**Work item:**
Copy out, word for word, the lines from the start of the data below through the line containing "Symmetry: P2_13, No.", and no others.

**Information given:**
════
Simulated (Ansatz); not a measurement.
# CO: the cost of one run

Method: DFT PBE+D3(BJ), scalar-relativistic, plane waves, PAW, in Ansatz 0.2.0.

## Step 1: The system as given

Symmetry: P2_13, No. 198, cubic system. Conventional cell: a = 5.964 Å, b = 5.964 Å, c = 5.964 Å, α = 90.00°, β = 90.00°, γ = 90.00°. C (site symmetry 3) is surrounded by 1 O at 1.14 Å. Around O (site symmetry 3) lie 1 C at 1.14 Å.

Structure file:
════

**Exercise response:**
Simulated (Ansatz); not a measurement.
# CO: the cost of one run

Method: DFT PBE+D3(BJ), scalar-relativistic, plane waves, PAW, in Ansatz 0.2.0.

## Step 1: The system as given

Symmetry: P2_13, No. 198, cubic system. Conventional cell: a = 5.964 Å, b = 5.964 Å, c = 5.964 Å, α = 90.00°, β = 90.00°, γ = 90.00°. C (site symmetry 3) is surrounded by 1 O at 1.14 Å. Around O (site symmetry 3) lie 1 C at 1.14 Å.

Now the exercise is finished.